> [REQUIRED ACTION] Please return only the lines from the one holding "(1) Rank by" through the one holding "In [Nb(NH3)5]3+, [V(NH3)5]3+", exactly as they appear in the records below, both ends included.

───

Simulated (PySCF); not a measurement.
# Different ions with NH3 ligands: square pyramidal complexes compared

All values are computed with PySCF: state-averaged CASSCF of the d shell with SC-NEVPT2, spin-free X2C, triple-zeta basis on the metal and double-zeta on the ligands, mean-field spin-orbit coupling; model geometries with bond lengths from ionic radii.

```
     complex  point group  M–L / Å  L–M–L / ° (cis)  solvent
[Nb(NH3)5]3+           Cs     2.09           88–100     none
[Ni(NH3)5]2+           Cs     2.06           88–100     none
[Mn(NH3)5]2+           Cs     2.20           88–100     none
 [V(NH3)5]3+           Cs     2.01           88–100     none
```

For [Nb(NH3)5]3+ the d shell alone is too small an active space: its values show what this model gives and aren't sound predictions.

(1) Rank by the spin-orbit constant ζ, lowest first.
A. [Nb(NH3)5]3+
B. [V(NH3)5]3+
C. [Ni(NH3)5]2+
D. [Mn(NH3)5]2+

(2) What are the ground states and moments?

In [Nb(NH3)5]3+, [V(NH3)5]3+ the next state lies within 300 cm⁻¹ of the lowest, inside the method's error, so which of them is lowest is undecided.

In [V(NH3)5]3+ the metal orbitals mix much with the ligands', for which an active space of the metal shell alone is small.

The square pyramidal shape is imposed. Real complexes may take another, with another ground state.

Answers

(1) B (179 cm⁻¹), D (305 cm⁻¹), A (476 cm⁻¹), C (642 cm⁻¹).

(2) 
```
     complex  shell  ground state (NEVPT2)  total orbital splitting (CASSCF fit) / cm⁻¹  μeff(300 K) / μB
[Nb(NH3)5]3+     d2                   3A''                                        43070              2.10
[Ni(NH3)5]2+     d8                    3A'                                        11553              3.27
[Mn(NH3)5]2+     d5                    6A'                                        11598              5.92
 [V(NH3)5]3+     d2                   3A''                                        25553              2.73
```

───

> [ANSWER SECTION]
(1) Rank by the spin-orbit constant ζ, lowest first.
A. [Nb(NH3)5]3+
B. [V(NH3)5]3+
C. [Ni(NH3)5]2+
D. [Mn(NH3)5]2+

(2) What are the ground states and moments?

In [Nb(NH3)5]3+, [V(NH3)5]3+ the next state lies within 300 cm⁻¹ of the lowest, inside the method's error, so which of them is lowest is undecided.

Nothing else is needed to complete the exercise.